◆ **WORK REQUEST**: In the listing below, the lines starting with the line with "Coarsest K_POINTS that holds the pressure" and going on through the line with "The mesh stays" are to be reproduced exactly, and only those.

*** DATA ***

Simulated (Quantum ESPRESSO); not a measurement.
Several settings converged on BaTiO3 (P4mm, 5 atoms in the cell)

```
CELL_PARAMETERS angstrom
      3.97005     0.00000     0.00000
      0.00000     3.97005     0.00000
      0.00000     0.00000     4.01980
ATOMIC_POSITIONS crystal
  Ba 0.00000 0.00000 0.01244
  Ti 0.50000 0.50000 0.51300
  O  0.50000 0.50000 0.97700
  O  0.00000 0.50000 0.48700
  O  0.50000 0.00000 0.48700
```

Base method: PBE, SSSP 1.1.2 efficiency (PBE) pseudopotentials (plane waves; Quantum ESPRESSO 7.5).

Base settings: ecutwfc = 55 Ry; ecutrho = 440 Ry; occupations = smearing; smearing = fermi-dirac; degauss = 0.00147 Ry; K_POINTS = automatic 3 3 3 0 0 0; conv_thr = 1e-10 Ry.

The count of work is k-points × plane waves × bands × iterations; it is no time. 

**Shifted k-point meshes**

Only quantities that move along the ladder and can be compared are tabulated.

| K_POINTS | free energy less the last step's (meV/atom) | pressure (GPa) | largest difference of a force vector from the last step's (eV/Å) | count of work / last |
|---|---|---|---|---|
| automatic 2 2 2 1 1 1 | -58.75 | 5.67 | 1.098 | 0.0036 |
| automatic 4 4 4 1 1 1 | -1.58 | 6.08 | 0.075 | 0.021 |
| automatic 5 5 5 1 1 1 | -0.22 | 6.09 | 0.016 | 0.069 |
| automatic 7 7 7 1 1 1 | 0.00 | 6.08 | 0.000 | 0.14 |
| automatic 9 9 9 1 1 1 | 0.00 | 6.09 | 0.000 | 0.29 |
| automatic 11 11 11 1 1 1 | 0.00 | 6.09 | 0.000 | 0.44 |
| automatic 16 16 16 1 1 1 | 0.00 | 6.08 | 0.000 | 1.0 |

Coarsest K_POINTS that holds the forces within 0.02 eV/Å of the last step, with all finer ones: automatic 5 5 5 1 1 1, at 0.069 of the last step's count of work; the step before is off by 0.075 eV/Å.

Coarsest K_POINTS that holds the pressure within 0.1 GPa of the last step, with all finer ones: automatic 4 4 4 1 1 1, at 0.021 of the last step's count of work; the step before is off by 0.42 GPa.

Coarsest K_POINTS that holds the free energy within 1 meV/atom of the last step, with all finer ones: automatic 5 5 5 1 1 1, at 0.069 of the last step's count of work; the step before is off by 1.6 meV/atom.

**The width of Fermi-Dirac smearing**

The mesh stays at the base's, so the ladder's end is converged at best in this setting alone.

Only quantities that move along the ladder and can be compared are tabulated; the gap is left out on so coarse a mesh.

*** End of DATA ***

◆ **SOLUTION**:
Coarsest K_POINTS that holds the pressure within 0.1 GPa of the last step, with all finer ones: automatic 4 4 4 1 1 1, at 0.021 of the last step's count of work; the step before is off by 0.42 GPa.

Coarsest K_POINTS that holds the free energy within 1 meV/atom of the last step, with all finer ones: automatic 5 5 5 1 1 1, at 0.069 of the last step's count of work; the step before is off by 1.6 meV/atom.

**The width of Fermi-Dirac smearing**

The mesh stays at the base's, so the ladder's end is converged at best in this setting alone.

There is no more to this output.